* **Extracted records**:

Content starts

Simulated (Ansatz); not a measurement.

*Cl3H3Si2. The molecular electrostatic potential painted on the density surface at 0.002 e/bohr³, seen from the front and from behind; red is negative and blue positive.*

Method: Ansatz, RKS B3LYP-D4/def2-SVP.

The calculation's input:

Content ends

* **Requirement**:
Output all preceding records character for character.

* **Exercise result**:
Simulated (Ansatz); not a measurement.

*Cl3H3Si2. The molecular electrostatic potential painted on the density surface at 0.002 e/bohr³, seen from the front and from behind; red is negative and blue positive.*

Method: Ansatz, RKS B3LYP-D4/def2-SVP.

The calculation's input:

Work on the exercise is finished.